- _BRIEF_: Give back exactly the lines of the entries below from the line with "Potentials or basis: VASP" to the line with "Q: How long", inclusive, and only those.

- _EXTRACTED MATERIAL_:
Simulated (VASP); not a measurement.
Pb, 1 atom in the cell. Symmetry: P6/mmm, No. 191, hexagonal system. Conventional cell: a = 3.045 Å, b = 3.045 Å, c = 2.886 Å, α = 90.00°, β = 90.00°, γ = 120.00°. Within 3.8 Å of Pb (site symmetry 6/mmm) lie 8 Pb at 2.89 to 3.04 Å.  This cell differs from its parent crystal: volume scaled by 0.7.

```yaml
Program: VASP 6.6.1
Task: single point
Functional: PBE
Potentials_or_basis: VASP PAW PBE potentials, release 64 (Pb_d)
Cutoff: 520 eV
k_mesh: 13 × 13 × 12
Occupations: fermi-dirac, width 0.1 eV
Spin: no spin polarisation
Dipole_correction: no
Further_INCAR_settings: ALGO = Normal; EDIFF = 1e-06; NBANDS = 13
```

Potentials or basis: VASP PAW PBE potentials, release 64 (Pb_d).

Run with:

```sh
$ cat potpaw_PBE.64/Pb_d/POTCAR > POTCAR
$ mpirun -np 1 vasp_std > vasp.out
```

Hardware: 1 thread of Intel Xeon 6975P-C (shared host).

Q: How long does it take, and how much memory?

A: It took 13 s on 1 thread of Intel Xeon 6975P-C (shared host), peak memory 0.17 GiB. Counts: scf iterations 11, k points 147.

- _ANSWER BOX_:
Potentials or basis: VASP PAW PBE potentials, release 64 (Pb_d).

Run with:

```sh
$ cat potpaw_PBE.64/Pb_d/POTCAR > POTCAR
$ mpirun -np 1 vasp_std > vasp.out
```

Hardware: 1 thread of Intel Xeon 6975P-C (shared host).

Q: How long does it take, and how much memory?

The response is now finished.